### Requirement
The entries that follow include a run beginning at the line with "CaMg₂O₃ relaxes into**" and ending at the line with "Theory: Ansatz, DFT"; restate that run word for word and leave the rest out.

Start of Data supplied

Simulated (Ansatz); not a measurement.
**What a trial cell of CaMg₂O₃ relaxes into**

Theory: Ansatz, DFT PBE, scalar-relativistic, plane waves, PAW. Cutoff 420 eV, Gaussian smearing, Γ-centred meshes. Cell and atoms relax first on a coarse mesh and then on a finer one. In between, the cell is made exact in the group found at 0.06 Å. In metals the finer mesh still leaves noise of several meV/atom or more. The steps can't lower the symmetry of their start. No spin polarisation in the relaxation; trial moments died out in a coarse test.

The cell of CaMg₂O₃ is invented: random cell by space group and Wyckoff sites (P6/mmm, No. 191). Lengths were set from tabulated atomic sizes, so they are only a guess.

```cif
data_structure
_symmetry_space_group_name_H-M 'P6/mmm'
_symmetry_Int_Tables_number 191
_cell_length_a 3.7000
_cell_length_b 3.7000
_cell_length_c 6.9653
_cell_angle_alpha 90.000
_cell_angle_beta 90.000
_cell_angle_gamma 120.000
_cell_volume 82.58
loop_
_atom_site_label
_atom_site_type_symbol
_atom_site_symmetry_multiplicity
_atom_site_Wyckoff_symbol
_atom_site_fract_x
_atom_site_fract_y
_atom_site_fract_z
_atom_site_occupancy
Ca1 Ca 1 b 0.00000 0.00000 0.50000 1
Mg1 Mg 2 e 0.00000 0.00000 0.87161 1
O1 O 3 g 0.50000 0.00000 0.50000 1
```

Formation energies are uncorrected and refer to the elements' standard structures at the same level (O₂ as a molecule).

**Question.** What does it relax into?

End of Data supplied

### Exercise answer
**What a trial cell of CaMg₂O₃ relaxes into**

Theory: Ansatz, DFT PBE, scalar-relativistic, plane waves, PAW. Cutoff 420 eV, Gaussian smearing, Γ-centred meshes. Cell and atoms relax first on a coarse mesh and then on a finer one. In between, the cell is made exact in the group found at 0.06 Å. In metals the finer mesh still leaves noise of several meV/atom or more. The steps can't lower the symmetry of their start. No spin polarisation in the relaxation; trial moments died out in a coarse test.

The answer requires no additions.